◆ **Data records**:
• • •
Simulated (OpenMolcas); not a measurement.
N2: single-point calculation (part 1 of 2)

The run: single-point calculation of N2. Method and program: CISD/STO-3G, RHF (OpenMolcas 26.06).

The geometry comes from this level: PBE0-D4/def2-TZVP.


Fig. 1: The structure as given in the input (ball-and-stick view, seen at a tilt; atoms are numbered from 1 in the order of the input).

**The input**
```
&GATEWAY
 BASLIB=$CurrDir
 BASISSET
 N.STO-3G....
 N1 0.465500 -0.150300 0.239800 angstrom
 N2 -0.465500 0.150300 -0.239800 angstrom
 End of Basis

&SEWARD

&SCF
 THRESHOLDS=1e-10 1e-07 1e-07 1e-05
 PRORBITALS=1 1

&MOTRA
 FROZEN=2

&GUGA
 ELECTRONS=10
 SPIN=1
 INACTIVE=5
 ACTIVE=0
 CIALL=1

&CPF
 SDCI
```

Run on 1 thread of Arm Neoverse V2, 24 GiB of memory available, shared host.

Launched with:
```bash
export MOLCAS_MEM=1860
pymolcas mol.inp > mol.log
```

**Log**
• • •

◆ **Brief**:
Word for word, restate the lines above from the line containing "The run: single-point" through the line containing "The geometry comes", with both included and nothing else.

◆ **Task answer**:
The run: single-point calculation of N2. Method and program: CISD/STO-3G, RHF (OpenMolcas 26.06).

The geometry comes from this level: PBE0-D4/def2-TZVP.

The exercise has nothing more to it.